——

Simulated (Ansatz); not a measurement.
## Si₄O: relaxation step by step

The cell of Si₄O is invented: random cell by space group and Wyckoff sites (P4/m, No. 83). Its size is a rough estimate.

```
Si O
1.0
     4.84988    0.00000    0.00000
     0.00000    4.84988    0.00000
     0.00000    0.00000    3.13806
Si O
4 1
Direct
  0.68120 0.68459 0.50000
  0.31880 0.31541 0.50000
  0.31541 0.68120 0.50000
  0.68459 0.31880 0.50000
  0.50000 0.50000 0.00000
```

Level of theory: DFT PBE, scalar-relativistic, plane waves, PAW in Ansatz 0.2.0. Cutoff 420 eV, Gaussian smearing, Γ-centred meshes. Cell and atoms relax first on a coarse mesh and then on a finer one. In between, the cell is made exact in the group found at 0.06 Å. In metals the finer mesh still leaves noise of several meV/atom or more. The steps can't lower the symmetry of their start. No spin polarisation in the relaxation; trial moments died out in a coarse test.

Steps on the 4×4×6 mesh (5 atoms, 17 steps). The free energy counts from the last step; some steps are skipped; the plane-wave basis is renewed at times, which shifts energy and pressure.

——

• _Assignment_
Word for word, set down each line of the material.

• _Reply_
Simulated (Ansatz); not a measurement.
## Si₄O: relaxation step by step

The cell of Si₄O is invented: random cell by space group and Wyckoff sites (P4/m, No. 83). Its size is a rough estimate.

```
Si O
1.0
     4.84988    0.00000    0.00000
     0.00000    4.84988    0.00000
     0.00000    0.00000    3.13806
Si O
4 1
Direct
  0.68120 0.68459 0.50000
  0.31880 0.31541 0.50000
  0.31541 0.68120 0.50000
  0.68459 0.31880 0.50000
  0.50000 0.50000 0.00000
```

Level of theory: DFT PBE, scalar-relativistic, plane waves, PAW in Ansatz 0.2.0. Cutoff 420 eV, Gaussian smearing, Γ-centred meshes. Cell and atoms relax first on a coarse mesh and then on a finer one. In between, the cell is made exact in the group found at 0.06 Å. In metals the finer mesh still leaves noise of several meV/atom or more. The steps can't lower the symmetry of their start. No spin polarisation in the relaxation; trial moments died out in a coarse test.

Steps on the 4×4×6 mesh (5 atoms, 17 steps). The free energy counts from the last step; some steps are skipped; the plane-wave basis is renewed at times, which shifts energy and pressure.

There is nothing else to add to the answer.